Requirement: Copy out exactly the lines from the first line of the material below through the line containing "Cantera simulation using", and nothing beyond them.

Data records:
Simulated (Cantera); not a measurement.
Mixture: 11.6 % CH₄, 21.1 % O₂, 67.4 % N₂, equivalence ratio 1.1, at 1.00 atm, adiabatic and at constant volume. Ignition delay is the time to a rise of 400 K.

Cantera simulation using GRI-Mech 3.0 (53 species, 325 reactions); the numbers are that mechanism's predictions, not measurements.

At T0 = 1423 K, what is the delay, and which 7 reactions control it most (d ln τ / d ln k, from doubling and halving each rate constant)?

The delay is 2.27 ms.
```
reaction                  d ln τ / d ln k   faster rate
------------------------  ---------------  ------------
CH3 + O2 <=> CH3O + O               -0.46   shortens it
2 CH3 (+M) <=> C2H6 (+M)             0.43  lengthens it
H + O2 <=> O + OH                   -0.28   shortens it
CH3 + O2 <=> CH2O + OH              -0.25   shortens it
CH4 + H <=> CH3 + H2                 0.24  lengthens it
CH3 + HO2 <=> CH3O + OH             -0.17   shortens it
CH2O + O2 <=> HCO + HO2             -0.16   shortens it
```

Task response:
Simulated (Cantera); not a measurement.
Mixture: 11.6 % CH₄, 21.1 % O₂, 67.4 % N₂, equivalence ratio 1.1, at 1.00 atm, adiabatic and at constant volume. Ignition delay is the time to a rise of 400 K.

Cantera simulation using GRI-Mech 3.0 (53 species, 325 reactions); the numbers are that mechanism's predictions, not measurements.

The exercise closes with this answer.